> [Activity]: How does the data below read from its first line through the line containing "All numbers below"? Print those lines exactly.

> [Available data]:
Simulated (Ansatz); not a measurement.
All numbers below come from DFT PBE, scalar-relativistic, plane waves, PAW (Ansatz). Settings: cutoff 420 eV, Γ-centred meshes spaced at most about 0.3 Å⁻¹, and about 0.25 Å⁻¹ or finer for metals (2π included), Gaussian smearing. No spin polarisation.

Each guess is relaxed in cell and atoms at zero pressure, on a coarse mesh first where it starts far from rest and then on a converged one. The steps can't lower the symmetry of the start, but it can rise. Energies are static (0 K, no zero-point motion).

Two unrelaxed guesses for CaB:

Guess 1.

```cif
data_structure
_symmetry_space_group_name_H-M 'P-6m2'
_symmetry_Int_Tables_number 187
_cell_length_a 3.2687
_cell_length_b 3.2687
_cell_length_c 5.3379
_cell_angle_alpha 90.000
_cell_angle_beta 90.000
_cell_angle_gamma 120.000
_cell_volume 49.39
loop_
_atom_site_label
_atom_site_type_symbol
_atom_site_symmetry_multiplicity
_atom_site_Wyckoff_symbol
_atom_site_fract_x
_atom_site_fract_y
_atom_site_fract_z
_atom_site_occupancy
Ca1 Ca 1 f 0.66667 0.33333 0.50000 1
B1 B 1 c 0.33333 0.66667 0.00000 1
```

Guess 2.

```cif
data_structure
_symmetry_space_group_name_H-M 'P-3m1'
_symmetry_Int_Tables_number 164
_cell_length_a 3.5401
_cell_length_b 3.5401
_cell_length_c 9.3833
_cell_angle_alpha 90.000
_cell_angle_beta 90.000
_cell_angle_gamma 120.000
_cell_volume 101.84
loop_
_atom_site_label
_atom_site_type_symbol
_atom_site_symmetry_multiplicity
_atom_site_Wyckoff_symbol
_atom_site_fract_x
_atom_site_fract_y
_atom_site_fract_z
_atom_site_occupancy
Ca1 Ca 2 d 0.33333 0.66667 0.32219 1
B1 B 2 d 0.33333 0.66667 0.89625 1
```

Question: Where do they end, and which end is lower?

> [Task solution]:
Simulated (Ansatz); not a measurement.
All numbers below come from DFT PBE, scalar-relativistic, plane waves, PAW (Ansatz). Settings: cutoff 420 eV, Γ-centred meshes spaced at most about 0.3 Å⁻¹, and about 0.25 Å⁻¹ or finer for metals (2π included), Gaussian smearing. No spin polarisation.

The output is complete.